# # #

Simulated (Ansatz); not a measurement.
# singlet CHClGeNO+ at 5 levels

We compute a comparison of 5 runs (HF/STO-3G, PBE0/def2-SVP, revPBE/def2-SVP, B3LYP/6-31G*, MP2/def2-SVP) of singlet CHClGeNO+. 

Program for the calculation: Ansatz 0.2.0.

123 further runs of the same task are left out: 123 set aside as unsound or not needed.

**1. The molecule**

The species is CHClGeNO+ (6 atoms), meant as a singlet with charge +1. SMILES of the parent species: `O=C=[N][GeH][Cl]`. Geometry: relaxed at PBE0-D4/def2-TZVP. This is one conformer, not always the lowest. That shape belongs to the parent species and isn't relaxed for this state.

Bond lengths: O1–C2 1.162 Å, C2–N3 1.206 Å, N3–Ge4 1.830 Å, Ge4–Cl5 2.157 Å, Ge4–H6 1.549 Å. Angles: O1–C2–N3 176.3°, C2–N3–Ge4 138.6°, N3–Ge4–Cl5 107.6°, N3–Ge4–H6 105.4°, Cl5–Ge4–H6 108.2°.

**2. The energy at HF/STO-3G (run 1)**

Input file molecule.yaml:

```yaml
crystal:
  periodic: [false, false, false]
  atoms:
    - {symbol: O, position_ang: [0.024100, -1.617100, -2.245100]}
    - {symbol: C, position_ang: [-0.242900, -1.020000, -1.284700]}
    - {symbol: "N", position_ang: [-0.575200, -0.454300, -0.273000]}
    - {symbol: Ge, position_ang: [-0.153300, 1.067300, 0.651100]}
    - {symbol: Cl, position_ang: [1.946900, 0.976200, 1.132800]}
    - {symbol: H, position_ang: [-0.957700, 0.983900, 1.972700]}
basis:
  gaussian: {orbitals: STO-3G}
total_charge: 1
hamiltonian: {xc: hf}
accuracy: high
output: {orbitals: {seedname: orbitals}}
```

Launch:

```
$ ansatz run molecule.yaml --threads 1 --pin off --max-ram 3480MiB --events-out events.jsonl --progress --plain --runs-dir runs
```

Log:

# # #

> Action item: All that is needed is the opening run of the data, given again exactly: please include every line from the first through the line with "The species is", both ends kept.

> Answer space:
Simulated (Ansatz); not a measurement.
# singlet CHClGeNO+ at 5 levels

We compute a comparison of 5 runs (HF/STO-3G, PBE0/def2-SVP, revPBE/def2-SVP, B3LYP/6-31G*, MP2/def2-SVP) of singlet CHClGeNO+. 

Program for the calculation: Ansatz 0.2.0.

123 further runs of the same task are left out: 123 set aside as unsound or not needed.

**1. The molecule**

The species is CHClGeNO+ (6 atoms), meant as a singlet with charge +1. SMILES of the parent species: `O=C=[N][GeH][Cl]`. Geometry: relaxed at PBE0-D4/def2-TZVP. This is one conformer, not always the lowest. That shape belongs to the parent species and isn't relaxed for this state.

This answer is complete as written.